- **DATASET**:
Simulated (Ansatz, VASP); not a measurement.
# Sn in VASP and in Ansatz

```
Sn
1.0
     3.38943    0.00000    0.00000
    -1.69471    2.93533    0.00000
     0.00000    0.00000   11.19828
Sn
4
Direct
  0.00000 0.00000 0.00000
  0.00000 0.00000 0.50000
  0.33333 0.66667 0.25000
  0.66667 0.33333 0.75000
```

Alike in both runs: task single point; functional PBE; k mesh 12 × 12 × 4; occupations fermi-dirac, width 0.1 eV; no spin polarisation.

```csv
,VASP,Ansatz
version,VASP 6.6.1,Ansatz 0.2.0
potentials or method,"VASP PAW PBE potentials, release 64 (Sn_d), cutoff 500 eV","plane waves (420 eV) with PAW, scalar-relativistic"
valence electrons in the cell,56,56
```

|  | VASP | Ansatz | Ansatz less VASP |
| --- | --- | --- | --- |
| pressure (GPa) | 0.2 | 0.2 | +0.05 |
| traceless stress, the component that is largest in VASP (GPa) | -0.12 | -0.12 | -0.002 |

- **WORK ORDER**: Write out word for word only the lines from the start of the entries down to the line with "Alike in both", please, including both ends.

- **RESPONSE BOX**:
Simulated (Ansatz, VASP); not a measurement.
# Sn in VASP and in Ansatz

```
Sn
1.0
     3.38943    0.00000    0.00000
    -1.69471    2.93533    0.00000
     0.00000    0.00000   11.19828
Sn
4
Direct
  0.00000 0.00000 0.00000
  0.00000 0.00000 0.50000
  0.33333 0.66667 0.25000
  0.66667 0.33333 0.75000
```

Alike in both runs: task single point; functional PBE; k mesh 12 × 12 × 4; occupations fermi-dirac, width 0.1 eV; no spin polarisation.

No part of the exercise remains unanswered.